= GIVEN ENTRIES =
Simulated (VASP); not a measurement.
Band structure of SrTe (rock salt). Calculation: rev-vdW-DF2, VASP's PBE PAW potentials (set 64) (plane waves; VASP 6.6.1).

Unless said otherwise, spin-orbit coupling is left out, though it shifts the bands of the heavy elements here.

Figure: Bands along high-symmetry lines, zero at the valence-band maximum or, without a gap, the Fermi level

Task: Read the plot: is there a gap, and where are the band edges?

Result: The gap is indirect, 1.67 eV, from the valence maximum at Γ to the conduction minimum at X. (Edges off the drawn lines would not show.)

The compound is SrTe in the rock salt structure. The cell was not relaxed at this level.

= WORK REQUEST =
The reply should hold only the lines from the first line of the listing above through the line with "Result: The gap", each copied exactly.

= WORKED SOLUTION =
Simulated (VASP); not a measurement.
Band structure of SrTe (rock salt). Calculation: rev-vdW-DF2, VASP's PBE PAW potentials (set 64) (plane waves; VASP 6.6.1).

Unless said otherwise, spin-orbit coupling is left out, though it shifts the bands of the heavy elements here.

Figure: Bands along high-symmetry lines, zero at the valence-band maximum or, without a gap, the Fermi level

Task: Read the plot: is there a gap, and where are the band edges?

Result: The gap is indirect, 1.67 eV, from the valence maximum at Γ to the conduction minimum at X. (Edges off the drawn lines would not show.)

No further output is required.